----------------------------------------

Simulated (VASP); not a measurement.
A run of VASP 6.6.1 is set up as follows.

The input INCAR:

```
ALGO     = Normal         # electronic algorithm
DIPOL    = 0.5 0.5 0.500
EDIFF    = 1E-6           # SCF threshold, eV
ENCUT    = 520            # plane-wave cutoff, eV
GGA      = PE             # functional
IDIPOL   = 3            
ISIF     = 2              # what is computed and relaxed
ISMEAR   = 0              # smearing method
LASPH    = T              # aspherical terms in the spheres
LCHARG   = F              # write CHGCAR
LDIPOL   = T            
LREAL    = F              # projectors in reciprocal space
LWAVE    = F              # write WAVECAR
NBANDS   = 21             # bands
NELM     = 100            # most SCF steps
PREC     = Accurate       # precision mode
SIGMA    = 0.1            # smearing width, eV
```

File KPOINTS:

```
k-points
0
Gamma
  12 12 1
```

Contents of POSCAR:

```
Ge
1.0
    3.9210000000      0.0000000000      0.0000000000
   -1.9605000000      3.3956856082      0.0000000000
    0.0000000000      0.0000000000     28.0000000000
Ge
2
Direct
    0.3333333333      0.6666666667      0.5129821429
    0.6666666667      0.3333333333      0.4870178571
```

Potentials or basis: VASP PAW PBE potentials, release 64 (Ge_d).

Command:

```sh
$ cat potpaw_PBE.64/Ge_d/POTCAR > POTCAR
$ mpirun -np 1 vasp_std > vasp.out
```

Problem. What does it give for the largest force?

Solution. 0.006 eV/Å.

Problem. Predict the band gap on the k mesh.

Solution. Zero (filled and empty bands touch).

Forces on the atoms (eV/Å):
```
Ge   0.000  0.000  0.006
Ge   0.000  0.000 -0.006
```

----------------------------------------

_Work instruction_
What you retype should run from the first line of the entries above through the line containing "Problem. Predict the band gap on the k mesh.", exactly and in full.

_Worked solution_
Simulated (VASP); not a measurement.
A run of VASP 6.6.1 is set up as follows.

The input INCAR:

```
ALGO     = Normal         # electronic algorithm
DIPOL    = 0.5 0.5 0.500
EDIFF    = 1E-6           # SCF threshold, eV
ENCUT    = 520            # plane-wave cutoff, eV
GGA      = PE             # functional
IDIPOL   = 3            
ISIF     = 2              # what is computed and relaxed
ISMEAR   = 0              # smearing method
LASPH    = T              # aspherical terms in the spheres
LCHARG   = F              # write CHGCAR
LDIPOL   = T            
LREAL    = F              # projectors in reciprocal space
LWAVE    = F              # write WAVECAR
NBANDS   = 21             # bands
NELM     = 100            # most SCF steps
PREC     = Accurate       # precision mode
SIGMA    = 0.1            # smearing width, eV
```

File KPOINTS:

```
k-points
0
Gamma
  12 12 1
```

Contents of POSCAR:

```
Ge
1.0
    3.9210000000      0.0000000000      0.0000000000
   -1.9605000000      3.3956856082      0.0000000000
    0.0000000000      0.0000000000     28.0000000000
Ge
2
Direct
    0.3333333333      0.6666666667      0.5129821429
    0.6666666667      0.3333333333      0.4870178571
```

Potentials or basis: VASP PAW PBE potentials, release 64 (Ge_d).

Command:

```sh
$ cat potpaw_PBE.64/Ge_d/POTCAR > POTCAR
$ mpirun -np 1 vasp_std > vasp.out
```

Problem. What does it give for the largest force?

Solution. 0.006 eV/Å.

Problem. Predict the band gap on the k mesh.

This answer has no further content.